Activity — When you reach the line containing "Strains are applied", stop after it; until then, copy each line of the listing exactly, starting with the first.

Information provided —
= = = = = = =
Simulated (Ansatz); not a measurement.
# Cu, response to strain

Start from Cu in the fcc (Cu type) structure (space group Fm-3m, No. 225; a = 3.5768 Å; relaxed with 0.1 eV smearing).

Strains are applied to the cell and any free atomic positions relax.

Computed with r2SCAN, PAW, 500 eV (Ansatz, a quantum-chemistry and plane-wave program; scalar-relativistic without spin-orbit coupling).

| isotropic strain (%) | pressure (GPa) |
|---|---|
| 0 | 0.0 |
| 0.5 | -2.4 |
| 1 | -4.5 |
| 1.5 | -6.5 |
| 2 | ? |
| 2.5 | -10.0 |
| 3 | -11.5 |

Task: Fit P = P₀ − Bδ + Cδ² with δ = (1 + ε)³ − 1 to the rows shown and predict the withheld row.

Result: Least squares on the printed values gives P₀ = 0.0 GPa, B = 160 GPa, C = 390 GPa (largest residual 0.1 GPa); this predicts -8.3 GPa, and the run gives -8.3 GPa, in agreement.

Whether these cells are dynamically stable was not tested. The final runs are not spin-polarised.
= = = = = = =

Result —
Simulated (Ansatz); not a measurement.
# Cu, response to strain

Start from Cu in the fcc (Cu type) structure (space group Fm-3m, No. 225; a = 3.5768 Å; relaxed with 0.1 eV smearing).

Strains are applied to the cell and any free atomic positions relax.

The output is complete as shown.